◆ DATASET RECORDS:
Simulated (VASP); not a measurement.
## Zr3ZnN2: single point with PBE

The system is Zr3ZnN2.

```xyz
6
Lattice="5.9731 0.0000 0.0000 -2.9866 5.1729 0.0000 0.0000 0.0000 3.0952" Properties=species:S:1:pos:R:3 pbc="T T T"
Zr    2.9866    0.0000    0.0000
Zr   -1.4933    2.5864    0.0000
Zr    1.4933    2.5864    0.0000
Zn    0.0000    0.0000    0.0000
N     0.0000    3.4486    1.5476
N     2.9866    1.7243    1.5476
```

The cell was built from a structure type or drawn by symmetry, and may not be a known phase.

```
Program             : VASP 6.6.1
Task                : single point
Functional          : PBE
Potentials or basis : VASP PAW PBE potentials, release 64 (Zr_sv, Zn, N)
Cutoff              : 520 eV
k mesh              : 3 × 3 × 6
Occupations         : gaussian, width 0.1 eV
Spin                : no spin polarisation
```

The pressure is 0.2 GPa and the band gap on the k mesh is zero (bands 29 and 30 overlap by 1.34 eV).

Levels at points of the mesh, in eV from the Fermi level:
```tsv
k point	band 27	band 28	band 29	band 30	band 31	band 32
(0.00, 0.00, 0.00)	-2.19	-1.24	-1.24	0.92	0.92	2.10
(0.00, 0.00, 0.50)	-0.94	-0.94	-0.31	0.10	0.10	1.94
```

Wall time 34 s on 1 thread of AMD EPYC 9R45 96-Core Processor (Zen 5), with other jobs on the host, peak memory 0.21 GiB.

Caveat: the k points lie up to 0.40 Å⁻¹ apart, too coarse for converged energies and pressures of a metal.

◆ WORK TASK:
Look at the material above and copy, word for word, its lines from the first through the one containing "Wall time 34".

◆ YOUR SOLUTION:
Simulated (VASP); not a measurement.
## Zr3ZnN2: single point with PBE

The system is Zr3ZnN2.

```xyz
6
Lattice="5.9731 0.0000 0.0000 -2.9866 5.1729 0.0000 0.0000 0.0000 3.0952" Properties=species:S:1:pos:R:3 pbc="T T T"
Zr    2.9866    0.0000    0.0000
Zr   -1.4933    2.5864    0.0000
Zr    1.4933    2.5864    0.0000
Zn    0.0000    0.0000    0.0000
N     0.0000    3.4486    1.5476
N     2.9866    1.7243    1.5476
```

The cell was built from a structure type or drawn by symmetry, and may not be a known phase.

```
Program             : VASP 6.6.1
Task                : single point
Functional          : PBE
Potentials or basis : VASP PAW PBE potentials, release 64 (Zr_sv, Zn, N)
Cutoff              : 520 eV
k mesh              : 3 × 3 × 6
Occupations         : gaussian, width 0.1 eV
Spin                : no spin polarisation
```

The pressure is 0.2 GPa and the band gap on the k mesh is zero (bands 29 and 30 overlap by 1.34 eV).

Levels at points of the mesh, in eV from the Fermi level:
```tsv
k point	band 27	band 28	band 29	band 30	band 31	band 32
(0.00, 0.00, 0.00)	-2.19	-1.24	-1.24	0.92	0.92	2.10
(0.00, 0.00, 0.50)	-0.94	-0.94	-0.31	0.10	0.10	1.94
```

Wall time 34 s on 1 thread of AMD EPYC 9R45 96-Core Processor (Zen 5), with other jobs on the host, peak memory 0.21 GiB.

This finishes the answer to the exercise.